> _Work instruction_
The output must reproduce each line of the data word for word.

> _Data for analysis_
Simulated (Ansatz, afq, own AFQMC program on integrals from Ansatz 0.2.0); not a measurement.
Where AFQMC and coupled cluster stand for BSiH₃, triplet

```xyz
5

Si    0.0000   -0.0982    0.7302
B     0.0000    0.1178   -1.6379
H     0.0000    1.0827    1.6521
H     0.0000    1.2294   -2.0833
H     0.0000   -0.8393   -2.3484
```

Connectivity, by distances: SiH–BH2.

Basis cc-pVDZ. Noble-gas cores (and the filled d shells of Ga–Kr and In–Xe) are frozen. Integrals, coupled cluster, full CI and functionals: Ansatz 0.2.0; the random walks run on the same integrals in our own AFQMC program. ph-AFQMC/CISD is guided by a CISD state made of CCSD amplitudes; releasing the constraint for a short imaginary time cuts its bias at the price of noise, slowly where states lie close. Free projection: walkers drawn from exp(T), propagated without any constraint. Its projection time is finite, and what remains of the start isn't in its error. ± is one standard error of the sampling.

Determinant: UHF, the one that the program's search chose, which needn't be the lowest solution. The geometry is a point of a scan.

> _Task answer_
Simulated (Ansatz, afq, own AFQMC program on integrals from Ansatz 0.2.0); not a measurement.
Where AFQMC and coupled cluster stand for BSiH₃, triplet

```xyz
5

Si    0.0000   -0.0982    0.7302
B     0.0000    0.1178   -1.6379
H     0.0000    1.0827    1.6521
H     0.0000    1.2294   -2.0833
H     0.0000   -0.8393   -2.3484
```

Connectivity, by distances: SiH–BH2.

Basis cc-pVDZ. Noble-gas cores (and the filled d shells of Ga–Kr and In–Xe) are frozen. Integrals, coupled cluster, full CI and functionals: Ansatz 0.2.0; the random walks run on the same integrals in our own AFQMC program. ph-AFQMC/CISD is guided by a CISD state made of CCSD amplitudes; releasing the constraint for a short imaginary time cuts its bias at the price of noise, slowly where states lie close. Free projection: walkers drawn from exp(T), propagated without any constraint. Its projection time is finite, and what remains of the start isn't in its error. ± is one standard error of the sampling.

Determinant: UHF, the one that the program's search chose, which needn't be the lowest solution. The geometry is a point of a scan.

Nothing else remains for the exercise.